> **WORK TASK**: Would you please transcribe, exactly as written, the lines of the entries below starting at the one that holds "BH₉Si₃ (SMILES B[SiH]([SiH3])[SiH3])." and ending at the one that holds "Where is the", both included?

#### SUPPLIED MATERIAL

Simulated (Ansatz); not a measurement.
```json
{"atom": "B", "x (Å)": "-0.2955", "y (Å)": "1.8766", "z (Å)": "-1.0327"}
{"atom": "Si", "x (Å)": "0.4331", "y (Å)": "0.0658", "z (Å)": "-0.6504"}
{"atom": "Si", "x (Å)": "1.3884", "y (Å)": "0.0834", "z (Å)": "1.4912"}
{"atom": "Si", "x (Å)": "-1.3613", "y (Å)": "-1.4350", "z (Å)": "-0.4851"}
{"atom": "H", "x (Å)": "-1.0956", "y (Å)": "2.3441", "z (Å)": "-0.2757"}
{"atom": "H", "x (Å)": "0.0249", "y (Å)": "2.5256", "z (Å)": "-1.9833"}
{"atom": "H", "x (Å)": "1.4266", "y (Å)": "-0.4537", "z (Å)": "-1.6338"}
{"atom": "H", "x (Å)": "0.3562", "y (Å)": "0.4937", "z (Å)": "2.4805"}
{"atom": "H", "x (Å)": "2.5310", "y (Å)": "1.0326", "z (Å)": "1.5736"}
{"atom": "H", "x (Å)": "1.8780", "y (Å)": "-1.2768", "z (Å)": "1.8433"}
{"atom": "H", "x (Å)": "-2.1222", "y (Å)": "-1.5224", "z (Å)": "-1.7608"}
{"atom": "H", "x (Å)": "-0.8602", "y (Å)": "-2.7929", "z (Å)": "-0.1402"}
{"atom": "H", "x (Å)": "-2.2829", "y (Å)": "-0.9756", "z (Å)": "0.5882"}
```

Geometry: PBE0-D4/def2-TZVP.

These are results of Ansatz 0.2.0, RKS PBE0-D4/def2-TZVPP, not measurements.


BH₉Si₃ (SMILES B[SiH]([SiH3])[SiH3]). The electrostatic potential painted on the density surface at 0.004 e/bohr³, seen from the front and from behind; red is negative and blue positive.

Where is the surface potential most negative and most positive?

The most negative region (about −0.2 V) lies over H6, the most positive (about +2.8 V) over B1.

########

> **WRITTEN RESPONSE**:
BH₉Si₃ (SMILES B[SiH]([SiH3])[SiH3]). The electrostatic potential painted on the density surface at 0.004 e/bohr³, seen from the front and from behind; red is negative and blue positive.

Where is the surface potential most negative and most positive?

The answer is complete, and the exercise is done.